**Work item:** Each entry below is to be duplicated verbatim.

**Given data:**

◇ ◇ ◇

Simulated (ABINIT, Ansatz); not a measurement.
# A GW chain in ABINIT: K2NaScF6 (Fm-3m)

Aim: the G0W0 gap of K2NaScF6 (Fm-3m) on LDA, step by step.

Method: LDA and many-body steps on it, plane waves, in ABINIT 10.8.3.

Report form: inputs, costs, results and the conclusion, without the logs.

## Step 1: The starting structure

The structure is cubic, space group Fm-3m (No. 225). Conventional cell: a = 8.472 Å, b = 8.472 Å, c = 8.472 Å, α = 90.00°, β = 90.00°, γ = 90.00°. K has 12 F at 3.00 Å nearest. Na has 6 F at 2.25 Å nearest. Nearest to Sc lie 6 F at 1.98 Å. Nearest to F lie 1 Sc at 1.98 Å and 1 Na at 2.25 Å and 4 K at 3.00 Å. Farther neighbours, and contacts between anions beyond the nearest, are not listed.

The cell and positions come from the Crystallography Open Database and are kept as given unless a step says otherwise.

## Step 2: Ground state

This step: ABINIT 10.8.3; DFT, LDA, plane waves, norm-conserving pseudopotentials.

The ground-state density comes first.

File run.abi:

◇ ◇ ◇

**Answer area:**
Simulated (ABINIT, Ansatz); not a measurement.
# A GW chain in ABINIT: K2NaScF6 (Fm-3m)

Aim: the G0W0 gap of K2NaScF6 (Fm-3m) on LDA, step by step.

Method: LDA and many-body steps on it, plane waves, in ABINIT 10.8.3.

Report form: inputs, costs, results and the conclusion, without the logs.

## Step 1: The starting structure

The structure is cubic, space group Fm-3m (No. 225). Conventional cell: a = 8.472 Å, b = 8.472 Å, c = 8.472 Å, α = 90.00°, β = 90.00°, γ = 90.00°. K has 12 F at 3.00 Å nearest. Na has 6 F at 2.25 Å nearest. Nearest to Sc lie 6 F at 1.98 Å. Nearest to F lie 1 Sc at 1.98 Å and 1 Na at 2.25 Å and 4 K at 3.00 Å. Farther neighbours, and contacts between anions beyond the nearest, are not listed.

The cell and positions come from the Crystallography Open Database and are kept as given unless a step says otherwise.

## Step 2: Ground state

This step: ABINIT 10.8.3; DFT, LDA, plane waves, norm-conserving pseudopotentials.

The ground-state density comes first.

File run.abi:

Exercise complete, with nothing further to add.